-- Opening Marker --

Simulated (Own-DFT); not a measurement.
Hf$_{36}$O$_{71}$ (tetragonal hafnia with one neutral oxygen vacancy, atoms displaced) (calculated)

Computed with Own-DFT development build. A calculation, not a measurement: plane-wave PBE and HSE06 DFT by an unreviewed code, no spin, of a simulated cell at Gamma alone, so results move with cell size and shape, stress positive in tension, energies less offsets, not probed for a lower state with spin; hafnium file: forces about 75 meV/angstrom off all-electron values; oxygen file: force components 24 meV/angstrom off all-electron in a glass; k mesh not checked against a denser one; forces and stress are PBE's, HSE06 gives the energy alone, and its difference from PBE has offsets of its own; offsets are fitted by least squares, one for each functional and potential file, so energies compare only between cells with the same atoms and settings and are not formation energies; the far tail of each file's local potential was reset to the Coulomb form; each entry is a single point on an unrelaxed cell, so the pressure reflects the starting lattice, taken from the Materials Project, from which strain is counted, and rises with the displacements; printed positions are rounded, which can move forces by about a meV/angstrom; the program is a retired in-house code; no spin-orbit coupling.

-- Closing Marker --

Exercise: Word for word, copy out the entries.

Your response:
Simulated (Own-DFT); not a measurement.
Hf$_{36}$O$_{71}$ (tetragonal hafnia with one neutral oxygen vacancy, atoms displaced) (calculated)

Computed with Own-DFT development build. A calculation, not a measurement: plane-wave PBE and HSE06 DFT by an unreviewed code, no spin, of a simulated cell at Gamma alone, so results move with cell size and shape, stress positive in tension, energies less offsets, not probed for a lower state with spin; hafnium file: forces about 75 meV/angstrom off all-electron values; oxygen file: force components 24 meV/angstrom off all-electron in a glass; k mesh not checked against a denser one; forces and stress are PBE's, HSE06 gives the energy alone, and its difference from PBE has offsets of its own; offsets are fitted by least squares, one for each functional and potential file, so energies compare only between cells with the same atoms and settings and are not formation energies; the far tail of each file's local potential was reset to the Coulomb form; each entry is a single point on an unrelaxed cell, so the pressure reflects the starting lattice, taken from the Materials Project, from which strain is counted, and rises with the displacements; printed positions are rounded, which can move forces by about a meV/angstrom; the program is a retired in-house code; no spin-orbit coupling.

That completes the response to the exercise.